Nothing should be left out: write out the whole listing exactly.

===== LISTED RECORDS =====

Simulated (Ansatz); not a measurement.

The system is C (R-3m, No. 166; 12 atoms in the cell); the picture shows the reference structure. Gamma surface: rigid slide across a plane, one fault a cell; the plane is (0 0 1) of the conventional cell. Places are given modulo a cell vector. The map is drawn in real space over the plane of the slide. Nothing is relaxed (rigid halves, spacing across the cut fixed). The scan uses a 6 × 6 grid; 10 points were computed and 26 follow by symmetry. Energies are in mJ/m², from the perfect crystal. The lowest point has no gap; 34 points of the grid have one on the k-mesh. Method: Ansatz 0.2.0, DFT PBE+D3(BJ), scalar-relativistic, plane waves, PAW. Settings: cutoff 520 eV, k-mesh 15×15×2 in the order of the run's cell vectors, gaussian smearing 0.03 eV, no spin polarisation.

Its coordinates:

=====

#### [WRITTEN RESPONSE]
Simulated (Ansatz); not a measurement.

The system is C (R-3m, No. 166; 12 atoms in the cell); the picture shows the reference structure. Gamma surface: rigid slide across a plane, one fault a cell; the plane is (0 0 1) of the conventional cell. Places are given modulo a cell vector. The map is drawn in real space over the plane of the slide. Nothing is relaxed (rigid halves, spacing across the cut fixed). The scan uses a 6 × 6 grid; 10 points were computed and 26 follow by symmetry. Energies are in mJ/m², from the perfect crystal. The lowest point has no gap; 34 points of the grid have one on the k-mesh. Method: Ansatz 0.2.0, DFT PBE+D3(BJ), scalar-relativistic, plane waves, PAW. Settings: cutoff 520 eV, k-mesh 15×15×2 in the order of the run's cell vectors, gaussian smearing 0.03 eV, no spin polarisation.

Its coordinates:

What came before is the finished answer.